Retype the listing in full. Change nothing.

## Data excerpts
------------------------------------------------------------------------
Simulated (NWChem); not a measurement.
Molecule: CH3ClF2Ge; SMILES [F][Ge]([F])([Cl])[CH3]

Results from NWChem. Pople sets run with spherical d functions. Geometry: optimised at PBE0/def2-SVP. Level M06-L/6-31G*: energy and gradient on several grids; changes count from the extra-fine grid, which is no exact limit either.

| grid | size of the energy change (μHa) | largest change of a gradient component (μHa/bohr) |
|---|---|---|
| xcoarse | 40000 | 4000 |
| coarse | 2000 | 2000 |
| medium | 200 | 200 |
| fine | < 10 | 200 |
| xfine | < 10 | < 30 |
------------------------------------------------------------------------

## Exercise output
Simulated (NWChem); not a measurement.
Molecule: CH3ClF2Ge; SMILES [F][Ge]([F])([Cl])[CH3]

Results from NWChem. Pople sets run with spherical d functions. Geometry: optimised at PBE0/def2-SVP. Level M06-L/6-31G*: energy and gradient on several grids; changes count from the extra-fine grid, which is no exact limit either.

| grid | size of the energy change (μHa) | largest change of a gradient component (μHa/bohr) |
|---|---|---|
| xcoarse | 40000 | 4000 |
| coarse | 2000 | 2000 |
| medium | 200 | 200 |
| fine | < 10 | 200 |
| xfine | < 10 | < 30 |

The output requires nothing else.